● **Information supplied**

-------------------------

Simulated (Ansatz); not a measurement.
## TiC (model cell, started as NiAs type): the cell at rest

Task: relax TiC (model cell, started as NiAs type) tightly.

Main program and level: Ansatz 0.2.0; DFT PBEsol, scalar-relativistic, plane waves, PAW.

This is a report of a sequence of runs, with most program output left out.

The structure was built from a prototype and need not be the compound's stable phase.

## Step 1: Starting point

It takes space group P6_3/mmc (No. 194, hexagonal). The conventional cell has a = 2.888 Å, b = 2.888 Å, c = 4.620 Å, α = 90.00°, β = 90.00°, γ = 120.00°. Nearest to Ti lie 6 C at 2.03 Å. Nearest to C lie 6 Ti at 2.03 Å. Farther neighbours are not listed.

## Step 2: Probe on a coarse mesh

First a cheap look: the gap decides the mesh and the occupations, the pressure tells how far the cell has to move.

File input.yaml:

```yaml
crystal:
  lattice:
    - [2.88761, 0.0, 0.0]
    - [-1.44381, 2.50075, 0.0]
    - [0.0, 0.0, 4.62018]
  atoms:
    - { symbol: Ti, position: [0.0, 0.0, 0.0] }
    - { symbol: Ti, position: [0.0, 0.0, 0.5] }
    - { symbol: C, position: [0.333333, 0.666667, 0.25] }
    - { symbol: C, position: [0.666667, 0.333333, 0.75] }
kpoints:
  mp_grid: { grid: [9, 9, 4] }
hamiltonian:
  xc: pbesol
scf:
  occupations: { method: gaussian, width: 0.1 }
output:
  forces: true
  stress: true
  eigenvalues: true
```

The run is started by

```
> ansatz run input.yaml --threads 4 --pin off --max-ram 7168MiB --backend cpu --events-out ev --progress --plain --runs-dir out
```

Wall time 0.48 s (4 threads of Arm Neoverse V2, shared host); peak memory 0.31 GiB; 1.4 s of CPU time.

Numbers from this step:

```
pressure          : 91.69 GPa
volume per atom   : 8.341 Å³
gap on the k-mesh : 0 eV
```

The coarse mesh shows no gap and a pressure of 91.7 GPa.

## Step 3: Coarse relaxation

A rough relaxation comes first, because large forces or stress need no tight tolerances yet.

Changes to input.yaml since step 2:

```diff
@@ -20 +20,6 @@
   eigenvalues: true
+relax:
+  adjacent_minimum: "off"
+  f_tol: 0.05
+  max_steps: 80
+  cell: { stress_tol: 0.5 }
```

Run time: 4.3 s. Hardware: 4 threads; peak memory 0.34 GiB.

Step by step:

-------------------------

● **Work instruction**
From the material above, copy exactly the lines between the line holding "The structure was" and the line holding "## Step 1: Starting point", inclusive, and only those.

● **Response**
The structure was built from a prototype and need not be the compound's stable phase.

## Step 1: Starting point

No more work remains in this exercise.